__Task item__
Give back, exactly as written, the lines from the beginning of the listing through the one that contains "It was reached".

__Given data__
——————————
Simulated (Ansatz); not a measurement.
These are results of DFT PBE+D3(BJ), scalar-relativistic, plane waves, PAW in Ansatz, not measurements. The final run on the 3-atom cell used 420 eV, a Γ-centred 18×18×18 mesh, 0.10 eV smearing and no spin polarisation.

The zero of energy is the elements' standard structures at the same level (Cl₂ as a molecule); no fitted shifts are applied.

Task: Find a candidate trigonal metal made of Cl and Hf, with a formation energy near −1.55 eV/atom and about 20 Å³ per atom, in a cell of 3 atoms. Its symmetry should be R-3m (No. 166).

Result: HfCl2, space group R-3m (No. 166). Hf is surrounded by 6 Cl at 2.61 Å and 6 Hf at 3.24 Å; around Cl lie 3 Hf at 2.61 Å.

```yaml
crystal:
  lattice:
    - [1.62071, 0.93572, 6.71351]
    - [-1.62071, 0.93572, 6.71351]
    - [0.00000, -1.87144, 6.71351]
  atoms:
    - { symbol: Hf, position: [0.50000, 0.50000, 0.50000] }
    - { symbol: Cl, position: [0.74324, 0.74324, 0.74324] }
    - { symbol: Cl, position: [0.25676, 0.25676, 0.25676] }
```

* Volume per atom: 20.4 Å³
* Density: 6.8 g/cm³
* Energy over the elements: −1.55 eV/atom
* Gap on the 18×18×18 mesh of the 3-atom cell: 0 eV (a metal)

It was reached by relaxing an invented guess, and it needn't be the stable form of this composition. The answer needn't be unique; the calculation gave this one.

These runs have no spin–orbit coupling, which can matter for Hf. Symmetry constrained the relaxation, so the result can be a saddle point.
——————————

__Written reply__
Simulated (Ansatz); not a measurement.
These are results of DFT PBE+D3(BJ), scalar-relativistic, plane waves, PAW in Ansatz, not measurements. The final run on the 3-atom cell used 420 eV, a Γ-centred 18×18×18 mesh, 0.10 eV smearing and no spin polarisation.

The zero of energy is the elements' standard structures at the same level (Cl₂ as a molecule); no fitted shifts are applied.

Task: Find a candidate trigonal metal made of Cl and Hf, with a formation energy near −1.55 eV/atom and about 20 Å³ per atom, in a cell of 3 atoms. Its symmetry should be R-3m (No. 166).

Result: HfCl2, space group R-3m (No. 166). Hf is surrounded by 6 Cl at 2.61 Å and 6 Hf at 3.24 Å; around Cl lie 3 Hf at 2.61 Å.

```yaml
crystal:
  lattice:
    - [1.62071, 0.93572, 6.71351]
    - [-1.62071, 0.93572, 6.71351]
    - [0.00000, -1.87144, 6.71351]
  atoms:
    - { symbol: Hf, position: [0.50000, 0.50000, 0.50000] }
    - { symbol: Cl, position: [0.74324, 0.74324, 0.74324] }
    - { symbol: Cl, position: [0.25676, 0.25676, 0.25676] }
```

* Volume per atom: 20.4 Å³
* Density: 6.8 g/cm³
* Energy over the elements: −1.55 eV/atom
* Gap on the 18×18×18 mesh of the 3-atom cell: 0 eV (a metal)

It was reached by relaxing an invented guess, and it needn't be the stable form of this composition. The answer needn't be unique; the calculation gave this one.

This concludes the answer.